The records below are to be repeated in full, exactly as they are.

╭─ Source material

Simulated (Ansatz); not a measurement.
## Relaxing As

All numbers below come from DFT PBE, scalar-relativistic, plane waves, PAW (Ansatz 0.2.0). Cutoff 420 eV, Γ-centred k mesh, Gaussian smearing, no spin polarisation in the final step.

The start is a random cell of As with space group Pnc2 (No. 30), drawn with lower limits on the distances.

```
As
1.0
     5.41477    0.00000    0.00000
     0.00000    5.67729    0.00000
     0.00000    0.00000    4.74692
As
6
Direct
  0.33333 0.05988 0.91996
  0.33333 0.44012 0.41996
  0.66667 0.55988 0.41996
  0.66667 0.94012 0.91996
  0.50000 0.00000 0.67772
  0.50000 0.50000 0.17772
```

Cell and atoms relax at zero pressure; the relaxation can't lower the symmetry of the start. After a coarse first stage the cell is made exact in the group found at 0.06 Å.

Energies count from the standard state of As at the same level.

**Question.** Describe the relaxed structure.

╰─

* Answer area *
Simulated (Ansatz); not a measurement.
## Relaxing As

All numbers below come from DFT PBE, scalar-relativistic, plane waves, PAW (Ansatz 0.2.0). Cutoff 420 eV, Γ-centred k mesh, Gaussian smearing, no spin polarisation in the final step.

The start is a random cell of As with space group Pnc2 (No. 30), drawn with lower limits on the distances.

```
As
1.0
     5.41477    0.00000    0.00000
     0.00000    5.67729    0.00000
     0.00000    0.00000    4.74692
As
6
Direct
  0.33333 0.05988 0.91996
  0.33333 0.44012 0.41996
  0.66667 0.55988 0.41996
  0.66667 0.94012 0.91996
  0.50000 0.00000 0.67772
  0.50000 0.50000 0.17772
```

Cell and atoms relax at zero pressure; the relaxation can't lower the symmetry of the start. After a coarse first stage the cell is made exact in the group found at 0.06 Å.

Energies count from the standard state of As at the same level.

**Question.** Describe the relaxed structure.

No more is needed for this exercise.